▶ **Brief**
In the listing below, the line containing "0.057 g of hydrous" marks the end; copy exactly every line from the first through that one.

▶ **Data extracts**
★ ★ ★

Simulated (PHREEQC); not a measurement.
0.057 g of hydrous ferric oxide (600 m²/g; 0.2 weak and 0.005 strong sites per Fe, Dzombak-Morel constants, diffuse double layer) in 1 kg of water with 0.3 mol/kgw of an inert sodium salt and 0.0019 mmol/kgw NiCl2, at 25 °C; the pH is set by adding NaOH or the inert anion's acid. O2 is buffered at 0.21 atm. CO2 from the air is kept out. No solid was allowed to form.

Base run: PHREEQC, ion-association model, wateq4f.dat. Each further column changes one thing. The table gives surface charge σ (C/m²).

★ ★ ★

▶ **Written answer**
Simulated (PHREEQC); not a measurement.
0.057 g of hydrous ferric oxide (600 m²/g; 0.2 weak and 0.005 strong sites per Fe, Dzombak-Morel constants, diffuse double layer) in 1 kg of water with 0.3 mol/kgw of an inert sodium salt and 0.0019 mmol/kgw NiCl2, at 25 °C; the pH is set by adding NaOH or the inert anion's acid. O2 is buffered at 0.21 atm. CO2 from the air is kept out. No solid was allowed to form.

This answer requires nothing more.